• [Extracted entries]:
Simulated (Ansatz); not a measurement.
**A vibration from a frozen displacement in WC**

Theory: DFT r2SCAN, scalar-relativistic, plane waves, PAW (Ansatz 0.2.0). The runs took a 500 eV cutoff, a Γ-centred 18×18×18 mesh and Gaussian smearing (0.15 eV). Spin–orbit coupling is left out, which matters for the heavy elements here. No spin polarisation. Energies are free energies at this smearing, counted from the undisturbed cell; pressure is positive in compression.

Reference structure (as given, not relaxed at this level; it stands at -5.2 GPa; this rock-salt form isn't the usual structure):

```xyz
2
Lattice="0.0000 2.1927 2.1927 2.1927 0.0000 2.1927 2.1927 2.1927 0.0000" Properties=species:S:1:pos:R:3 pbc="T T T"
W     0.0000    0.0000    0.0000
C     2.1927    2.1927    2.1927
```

• [Work task]: Please give again only the lines from the start of the material through the line holding "Theory: DFT r2SCAN, scalar-relativistic, plane", exactly as they are written.

• [Task response]:
Simulated (Ansatz); not a measurement.
**A vibration from a frozen displacement in WC**

Theory: DFT r2SCAN, scalar-relativistic, plane waves, PAW (Ansatz 0.2.0). The runs took a 500 eV cutoff, a Γ-centred 18×18×18 mesh and Gaussian smearing (0.15 eV). Spin–orbit coupling is left out, which matters for the heavy elements here. No spin polarisation. Energies are free energies at this smearing, counted from the undisturbed cell; pressure is positive in compression.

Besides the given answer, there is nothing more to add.